▼▼▼

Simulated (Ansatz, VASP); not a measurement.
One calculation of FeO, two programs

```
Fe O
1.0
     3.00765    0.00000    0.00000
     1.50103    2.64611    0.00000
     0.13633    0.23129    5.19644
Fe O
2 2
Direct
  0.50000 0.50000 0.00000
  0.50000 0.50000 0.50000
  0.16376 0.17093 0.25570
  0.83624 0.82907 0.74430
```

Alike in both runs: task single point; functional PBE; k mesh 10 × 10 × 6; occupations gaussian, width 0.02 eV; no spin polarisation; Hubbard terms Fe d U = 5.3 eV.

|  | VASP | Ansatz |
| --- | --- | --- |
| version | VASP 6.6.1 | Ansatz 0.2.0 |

▲▲▲

Work task
Each entry above needs to be duplicated verbatim.

Answer area
Simulated (Ansatz, VASP); not a measurement.
One calculation of FeO, two programs

```
Fe O
1.0
     3.00765    0.00000    0.00000
     1.50103    2.64611    0.00000
     0.13633    0.23129    5.19644
Fe O
2 2
Direct
  0.50000 0.50000 0.00000
  0.50000 0.50000 0.50000
  0.16376 0.17093 0.25570
  0.83624 0.82907 0.74430
```

Alike in both runs: task single point; functional PBE; k mesh 10 × 10 × 6; occupations gaussian, width 0.02 eV; no spin polarisation; Hubbard terms Fe d U = 5.3 eV.

|  | VASP | Ansatz |
| --- | --- | --- |
| version | VASP 6.6.1 | Ansatz 0.2.0 |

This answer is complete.